*ENTRIES SUPPLIED*:
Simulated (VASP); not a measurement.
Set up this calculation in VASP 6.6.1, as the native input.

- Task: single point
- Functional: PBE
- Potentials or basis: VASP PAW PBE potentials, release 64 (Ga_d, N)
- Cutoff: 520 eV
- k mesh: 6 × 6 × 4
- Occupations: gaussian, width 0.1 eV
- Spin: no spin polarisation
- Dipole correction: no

*ACTIVITY*: A full, exact repeat of the entries above is required.

*YOUR SOLUTION*:
Simulated (VASP); not a measurement.
Set up this calculation in VASP 6.6.1, as the native input.

- Task: single point
- Functional: PBE
- Potentials or basis: VASP PAW PBE potentials, release 64 (Ga_d, N)
- Cutoff: 520 eV
- k mesh: 6 × 6 × 4
- Occupations: gaussian, width 0.1 eV
- Spin: no spin polarisation
- Dipole correction: no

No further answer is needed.